Assignment:
Retype every entry below without altering anything.

Extracted information:
Segment Open
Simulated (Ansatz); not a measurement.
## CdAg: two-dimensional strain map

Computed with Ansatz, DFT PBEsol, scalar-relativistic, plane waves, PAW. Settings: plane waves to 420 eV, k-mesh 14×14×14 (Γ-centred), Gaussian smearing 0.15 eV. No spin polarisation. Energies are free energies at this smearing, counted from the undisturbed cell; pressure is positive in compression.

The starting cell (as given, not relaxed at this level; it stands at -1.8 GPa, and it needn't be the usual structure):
Segment Closed

Written answer:
Simulated (Ansatz); not a measurement.
## CdAg: two-dimensional strain map

Computed with Ansatz, DFT PBEsol, scalar-relativistic, plane waves, PAW. Settings: plane waves to 420 eV, k-mesh 14×14×14 (Γ-centred), Gaussian smearing 0.15 eV. No spin polarisation. Energies are free energies at this smearing, counted from the undisturbed cell; pressure is positive in compression.

The starting cell (as given, not relaxed at this level; it stands at -1.8 GPa, and it needn't be the usual structure):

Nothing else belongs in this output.